TASK ITEM: Reproduce all the data, character for character.

DATA TO EXAMINE:
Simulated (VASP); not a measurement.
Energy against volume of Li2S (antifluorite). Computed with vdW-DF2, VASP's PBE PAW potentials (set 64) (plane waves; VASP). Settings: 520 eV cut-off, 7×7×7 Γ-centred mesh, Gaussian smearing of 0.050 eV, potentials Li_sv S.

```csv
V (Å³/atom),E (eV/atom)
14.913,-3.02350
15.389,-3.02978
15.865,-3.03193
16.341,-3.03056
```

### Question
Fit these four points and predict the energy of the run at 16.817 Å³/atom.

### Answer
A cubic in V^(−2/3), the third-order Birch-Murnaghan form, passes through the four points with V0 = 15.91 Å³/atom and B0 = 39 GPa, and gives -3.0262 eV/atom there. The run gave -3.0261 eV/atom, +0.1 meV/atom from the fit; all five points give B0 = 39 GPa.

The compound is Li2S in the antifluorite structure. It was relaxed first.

RESPONSE:
Simulated (VASP); not a measurement.
Energy against volume of Li2S (antifluorite). Computed with vdW-DF2, VASP's PBE PAW potentials (set 64) (plane waves; VASP). Settings: 520 eV cut-off, 7×7×7 Γ-centred mesh, Gaussian smearing of 0.050 eV, potentials Li_sv S.

```csv
V (Å³/atom),E (eV/atom)
14.913,-3.02350
15.389,-3.02978
15.865,-3.03193
16.341,-3.03056
```

### Question
Fit these four points and predict the energy of the run at 16.817 Å³/atom.

### Answer
A cubic in V^(−2/3), the third-order Birch-Murnaghan form, passes through the four points with V0 = 15.91 Å³/atom and B0 = 39 GPa, and gives -3.0262 eV/atom there. The run gave -3.0261 eV/atom, +0.1 meV/atom from the fit; all five points give B0 = 39 GPa.

The compound is Li2S in the antifluorite structure. It was relaxed first.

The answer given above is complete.